All of the lines below should be output exactly as shown.

==== Record extracts ====

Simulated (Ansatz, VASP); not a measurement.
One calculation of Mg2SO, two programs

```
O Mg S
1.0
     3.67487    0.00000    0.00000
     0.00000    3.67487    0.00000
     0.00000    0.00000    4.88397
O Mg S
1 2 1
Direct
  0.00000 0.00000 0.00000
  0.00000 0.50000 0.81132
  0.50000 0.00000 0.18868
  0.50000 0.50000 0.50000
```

====

* **Answer section**
Simulated (Ansatz, VASP); not a measurement.
One calculation of Mg2SO, two programs

```
O Mg S
1.0
     3.67487    0.00000    0.00000
     0.00000    3.67487    0.00000
     0.00000    0.00000    4.88397
O Mg S
1 2 1
Direct
  0.00000 0.00000 0.00000
  0.00000 0.50000 0.81132
  0.50000 0.00000 0.18868
  0.50000 0.50000 0.50000
```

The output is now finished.